_Brief_: Please transcribe exactly, and only, the lines of the data below between the line holding "atoms with PBE**" and the line holding "The cell was", inclusive.

* * * *
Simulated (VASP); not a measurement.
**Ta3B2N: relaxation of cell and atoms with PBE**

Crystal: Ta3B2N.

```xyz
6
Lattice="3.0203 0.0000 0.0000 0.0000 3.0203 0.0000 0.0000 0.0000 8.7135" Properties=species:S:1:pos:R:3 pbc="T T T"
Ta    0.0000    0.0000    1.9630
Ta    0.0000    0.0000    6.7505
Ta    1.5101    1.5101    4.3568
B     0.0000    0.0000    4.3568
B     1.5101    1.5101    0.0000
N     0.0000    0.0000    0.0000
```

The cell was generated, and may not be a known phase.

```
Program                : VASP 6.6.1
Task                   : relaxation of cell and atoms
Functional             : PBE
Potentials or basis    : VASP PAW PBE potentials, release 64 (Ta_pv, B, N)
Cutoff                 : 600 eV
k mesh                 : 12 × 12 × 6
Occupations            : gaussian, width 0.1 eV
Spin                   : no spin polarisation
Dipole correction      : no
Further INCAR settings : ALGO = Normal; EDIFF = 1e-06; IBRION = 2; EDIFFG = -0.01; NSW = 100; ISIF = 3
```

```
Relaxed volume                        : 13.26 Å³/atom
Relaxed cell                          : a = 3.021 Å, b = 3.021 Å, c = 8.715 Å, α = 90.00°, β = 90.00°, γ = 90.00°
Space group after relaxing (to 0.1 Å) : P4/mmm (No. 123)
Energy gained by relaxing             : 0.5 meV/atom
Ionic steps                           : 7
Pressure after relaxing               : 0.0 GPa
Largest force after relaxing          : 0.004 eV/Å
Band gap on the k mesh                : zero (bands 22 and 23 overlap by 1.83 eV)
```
* * * *

_Worked solution_:
**Ta3B2N: relaxation of cell and atoms with PBE**

Crystal: Ta3B2N.

```xyz
6
Lattice="3.0203 0.0000 0.0000 0.0000 3.0203 0.0000 0.0000 0.0000 8.7135" Properties=species:S:1:pos:R:3 pbc="T T T"
Ta    0.0000    0.0000    1.9630
Ta    0.0000    0.0000    6.7505
Ta    1.5101    1.5101    4.3568
B     0.0000    0.0000    4.3568
B     1.5101    1.5101    0.0000
N     0.0000    0.0000    0.0000
```

The cell was generated, and may not be a known phase.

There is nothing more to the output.